• **DATASET RECORDS**
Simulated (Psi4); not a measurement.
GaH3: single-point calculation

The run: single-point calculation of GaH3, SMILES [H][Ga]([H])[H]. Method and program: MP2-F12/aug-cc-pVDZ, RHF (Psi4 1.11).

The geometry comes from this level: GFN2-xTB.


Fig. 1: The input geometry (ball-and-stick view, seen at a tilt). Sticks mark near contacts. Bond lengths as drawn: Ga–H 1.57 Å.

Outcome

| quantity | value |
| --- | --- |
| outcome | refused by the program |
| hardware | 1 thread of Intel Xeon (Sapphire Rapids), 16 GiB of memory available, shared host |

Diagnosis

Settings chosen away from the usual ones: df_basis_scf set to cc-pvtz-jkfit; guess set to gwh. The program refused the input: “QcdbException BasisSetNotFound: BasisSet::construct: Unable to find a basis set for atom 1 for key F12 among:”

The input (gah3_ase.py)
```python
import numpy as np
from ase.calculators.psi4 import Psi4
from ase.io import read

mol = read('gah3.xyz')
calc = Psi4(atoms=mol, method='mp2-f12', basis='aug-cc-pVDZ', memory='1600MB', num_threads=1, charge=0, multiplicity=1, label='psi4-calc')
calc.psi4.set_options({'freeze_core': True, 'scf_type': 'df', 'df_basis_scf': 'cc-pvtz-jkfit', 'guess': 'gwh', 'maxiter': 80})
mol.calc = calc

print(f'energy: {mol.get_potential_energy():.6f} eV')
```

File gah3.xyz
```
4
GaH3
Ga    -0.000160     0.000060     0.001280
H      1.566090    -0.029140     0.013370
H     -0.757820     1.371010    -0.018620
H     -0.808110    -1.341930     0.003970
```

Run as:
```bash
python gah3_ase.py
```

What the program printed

• **ACTIVITY**
Beginning with the first line of the entries, repeat each line exactly until you have reproduced the one containing "quantity | value |", and add nothing further.

• **TASK RESPONSE**
Simulated (Psi4); not a measurement.
GaH3: single-point calculation

The run: single-point calculation of GaH3, SMILES [H][Ga]([H])[H]. Method and program: MP2-F12/aug-cc-pVDZ, RHF (Psi4 1.11).

The geometry comes from this level: GFN2-xTB.


Fig. 1: The input geometry (ball-and-stick view, seen at a tilt). Sticks mark near contacts. Bond lengths as drawn: Ga–H 1.57 Å.

Outcome

| quantity | value |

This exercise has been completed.